========

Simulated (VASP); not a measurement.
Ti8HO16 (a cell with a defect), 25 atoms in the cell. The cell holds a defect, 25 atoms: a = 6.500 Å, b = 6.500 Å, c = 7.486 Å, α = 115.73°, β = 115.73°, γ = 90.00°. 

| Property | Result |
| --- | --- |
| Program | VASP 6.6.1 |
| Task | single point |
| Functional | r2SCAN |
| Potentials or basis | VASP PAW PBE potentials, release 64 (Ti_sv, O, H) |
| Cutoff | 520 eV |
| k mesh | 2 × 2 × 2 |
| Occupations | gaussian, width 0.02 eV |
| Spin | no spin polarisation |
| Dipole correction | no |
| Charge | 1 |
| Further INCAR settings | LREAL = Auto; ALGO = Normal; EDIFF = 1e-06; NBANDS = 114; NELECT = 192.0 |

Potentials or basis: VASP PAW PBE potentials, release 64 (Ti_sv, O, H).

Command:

========

■ Task item: The data above needs to be repeated exactly, line for line.

■ Written solution:
Simulated (VASP); not a measurement.
Ti8HO16 (a cell with a defect), 25 atoms in the cell. The cell holds a defect, 25 atoms: a = 6.500 Å, b = 6.500 Å, c = 7.486 Å, α = 115.73°, β = 115.73°, γ = 90.00°. 

| Property | Result |
| --- | --- |
| Program | VASP 6.6.1 |
| Task | single point |
| Functional | r2SCAN |
| Potentials or basis | VASP PAW PBE potentials, release 64 (Ti_sv, O, H) |
| Cutoff | 520 eV |
| k mesh | 2 × 2 × 2 |
| Occupations | gaussian, width 0.02 eV |
| Spin | no spin polarisation |
| Dipole correction | no |
| Charge | 1 |
| Further INCAR settings | LREAL = Auto; ALGO = Normal; EDIFF = 1e-06; NBANDS = 114; NELECT = 192.0 |

Potentials or basis: VASP PAW PBE potentials, release 64 (Ti_sv, O, H).

Command:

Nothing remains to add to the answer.